▶ ASSIGNMENT:
Copy the listing below line for line, starting at its first line and ending with the line that has "-230.0 | 54.8 | 7 |" in it. Add nothing.

▶ LISTED RECORDS:
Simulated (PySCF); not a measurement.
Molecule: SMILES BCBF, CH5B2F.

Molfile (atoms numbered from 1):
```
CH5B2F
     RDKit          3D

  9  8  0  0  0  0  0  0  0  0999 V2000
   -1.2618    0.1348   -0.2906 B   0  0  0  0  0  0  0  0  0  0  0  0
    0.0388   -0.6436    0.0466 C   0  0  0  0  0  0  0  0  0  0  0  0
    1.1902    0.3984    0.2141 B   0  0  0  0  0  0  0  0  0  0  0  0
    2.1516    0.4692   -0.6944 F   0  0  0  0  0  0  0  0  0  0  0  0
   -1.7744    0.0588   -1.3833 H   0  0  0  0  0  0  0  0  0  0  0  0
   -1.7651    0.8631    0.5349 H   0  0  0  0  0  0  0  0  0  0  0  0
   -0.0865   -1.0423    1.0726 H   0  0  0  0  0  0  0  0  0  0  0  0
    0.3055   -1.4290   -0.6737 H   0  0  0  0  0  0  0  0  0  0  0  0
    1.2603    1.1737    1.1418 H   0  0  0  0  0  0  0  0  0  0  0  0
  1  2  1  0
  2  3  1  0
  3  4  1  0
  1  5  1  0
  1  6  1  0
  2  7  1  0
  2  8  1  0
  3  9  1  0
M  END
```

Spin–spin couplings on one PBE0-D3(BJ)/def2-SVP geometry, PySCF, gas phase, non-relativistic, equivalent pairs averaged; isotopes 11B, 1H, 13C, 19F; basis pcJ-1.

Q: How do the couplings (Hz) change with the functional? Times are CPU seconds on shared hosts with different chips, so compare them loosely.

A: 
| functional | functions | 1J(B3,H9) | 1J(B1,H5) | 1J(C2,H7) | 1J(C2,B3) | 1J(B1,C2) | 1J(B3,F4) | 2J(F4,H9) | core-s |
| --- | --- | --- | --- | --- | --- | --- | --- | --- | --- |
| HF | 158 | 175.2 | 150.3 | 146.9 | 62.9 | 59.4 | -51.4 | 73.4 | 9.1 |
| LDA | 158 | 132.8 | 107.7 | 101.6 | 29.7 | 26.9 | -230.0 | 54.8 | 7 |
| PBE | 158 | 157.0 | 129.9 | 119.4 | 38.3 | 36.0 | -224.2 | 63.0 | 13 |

▶ TASK RESULT:
Simulated (PySCF); not a measurement.
Molecule: SMILES BCBF, CH5B2F.

Molfile (atoms numbered from 1):
```
CH5B2F
     RDKit          3D

  9  8  0  0  0  0  0  0  0  0999 V2000
   -1.2618    0.1348   -0.2906 B   0  0  0  0  0  0  0  0  0  0  0  0
    0.0388   -0.6436    0.0466 C   0  0  0  0  0  0  0  0  0  0  0  0
    1.1902    0.3984    0.2141 B   0  0  0  0  0  0  0  0  0  0  0  0
    2.1516    0.4692   -0.6944 F   0  0  0  0  0  0  0  0  0  0  0  0
   -1.7744    0.0588   -1.3833 H   0  0  0  0  0  0  0  0  0  0  0  0
   -1.7651    0.8631    0.5349 H   0  0  0  0  0  0  0  0  0  0  0  0
   -0.0865   -1.0423    1.0726 H   0  0  0  0  0  0  0  0  0  0  0  0
    0.3055   -1.4290   -0.6737 H   0  0  0  0  0  0  0  0  0  0  0  0
    1.2603    1.1737    1.1418 H   0  0  0  0  0  0  0  0  0  0  0  0
  1  2  1  0
  2  3  1  0
  3  4  1  0
  1  5  1  0
  1  6  1  0
  2  7  1  0
  2  8  1  0
  3  9  1  0
M  END
```

Spin–spin couplings on one PBE0-D3(BJ)/def2-SVP geometry, PySCF, gas phase, non-relativistic, equivalent pairs averaged; isotopes 11B, 1H, 13C, 19F; basis pcJ-1.

Q: How do the couplings (Hz) change with the functional? Times are CPU seconds on shared hosts with different chips, so compare them loosely.

A: 
| functional | functions | 1J(B3,H9) | 1J(B1,H5) | 1J(C2,H7) | 1J(C2,B3) | 1J(B1,C2) | 1J(B3,F4) | 2J(F4,H9) | core-s |
| --- | --- | --- | --- | --- | --- | --- | --- | --- | --- |
| HF | 158 | 175.2 | 150.3 | 146.9 | 62.9 | 59.4 | -51.4 | 73.4 | 9.1 |
| LDA | 158 | 132.8 | 107.7 | 101.6 | 29.7 | 26.9 | -230.0 | 54.8 | 7 |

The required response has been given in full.